Return only the lines running from the top of the entries to the line with "A. electrostatic potential", inclusive, exactly as written.

----- EXTRACTED INFORMATION -----

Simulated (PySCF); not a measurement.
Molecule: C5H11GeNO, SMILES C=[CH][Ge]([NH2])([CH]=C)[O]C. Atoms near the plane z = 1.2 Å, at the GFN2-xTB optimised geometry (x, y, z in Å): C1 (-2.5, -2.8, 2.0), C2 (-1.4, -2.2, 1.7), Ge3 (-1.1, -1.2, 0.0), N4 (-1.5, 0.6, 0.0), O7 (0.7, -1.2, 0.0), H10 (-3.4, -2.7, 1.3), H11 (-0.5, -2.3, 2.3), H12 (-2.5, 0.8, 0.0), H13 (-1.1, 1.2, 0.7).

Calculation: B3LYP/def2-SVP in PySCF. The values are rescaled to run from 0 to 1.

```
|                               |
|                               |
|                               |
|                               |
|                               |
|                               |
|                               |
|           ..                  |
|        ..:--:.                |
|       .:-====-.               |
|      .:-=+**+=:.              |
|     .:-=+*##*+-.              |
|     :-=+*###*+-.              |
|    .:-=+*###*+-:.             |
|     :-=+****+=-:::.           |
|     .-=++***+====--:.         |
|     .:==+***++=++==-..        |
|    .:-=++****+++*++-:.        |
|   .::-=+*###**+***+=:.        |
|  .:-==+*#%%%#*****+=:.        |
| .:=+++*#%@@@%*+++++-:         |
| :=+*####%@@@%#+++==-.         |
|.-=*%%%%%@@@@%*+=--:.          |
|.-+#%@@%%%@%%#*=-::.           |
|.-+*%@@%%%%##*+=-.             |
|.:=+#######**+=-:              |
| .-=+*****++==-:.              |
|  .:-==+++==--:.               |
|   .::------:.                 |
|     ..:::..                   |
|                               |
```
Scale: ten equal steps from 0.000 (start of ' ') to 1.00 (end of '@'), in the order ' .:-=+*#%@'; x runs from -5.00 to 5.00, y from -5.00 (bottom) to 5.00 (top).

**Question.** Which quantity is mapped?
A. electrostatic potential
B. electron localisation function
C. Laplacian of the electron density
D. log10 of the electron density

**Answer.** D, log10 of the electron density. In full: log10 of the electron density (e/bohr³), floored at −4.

-----

### TASK OUTPUT
Simulated (PySCF); not a measurement.
Molecule: C5H11GeNO, SMILES C=[CH][Ge]([NH2])([CH]=C)[O]C. Atoms near the plane z = 1.2 Å, at the GFN2-xTB optimised geometry (x, y, z in Å): C1 (-2.5, -2.8, 2.0), C2 (-1.4, -2.2, 1.7), Ge3 (-1.1, -1.2, 0.0), N4 (-1.5, 0.6, 0.0), O7 (0.7, -1.2, 0.0), H10 (-3.4, -2.7, 1.3), H11 (-0.5, -2.3, 2.3), H12 (-2.5, 0.8, 0.0), H13 (-1.1, 1.2, 0.7).

Calculation: B3LYP/def2-SVP in PySCF. The values are rescaled to run from 0 to 1.

```
|                               |
|                               |
|                               |
|                               |
|                               |
|                               |
|                               |
|           ..                  |
|        ..:--:.                |
|       .:-====-.               |
|      .:-=+**+=:.              |
|     .:-=+*##*+-.              |
|     :-=+*###*+-.              |
|    .:-=+*###*+-:.             |
|     :-=+****+=-:::.           |
|     .-=++***+====--:.         |
|     .:==+***++=++==-..        |
|    .:-=++****+++*++-:.        |
|   .::-=+*###**+***+=:.        |
|  .:-==+*#%%%#*****+=:.        |
| .:=+++*#%@@@%*+++++-:         |
| :=+*####%@@@%#+++==-.         |
|.-=*%%%%%@@@@%*+=--:.          |
|.-+#%@@%%%@%%#*=-::.           |
|.-+*%@@%%%%##*+=-.             |
|.:=+#######**+=-:              |
| .-=+*****++==-:.              |
|  .:-==+++==--:.               |
|   .::------:.                 |
|     ..:::..                   |
|                               |
```
Scale: ten equal steps from 0.000 (start of ' ') to 1.00 (end of '@'), in the order ' .:-=+*#%@'; x runs from -5.00 to 5.00, y from -5.00 (bottom) to 5.00 (top).

**Question.** Which quantity is mapped?
A. electrostatic potential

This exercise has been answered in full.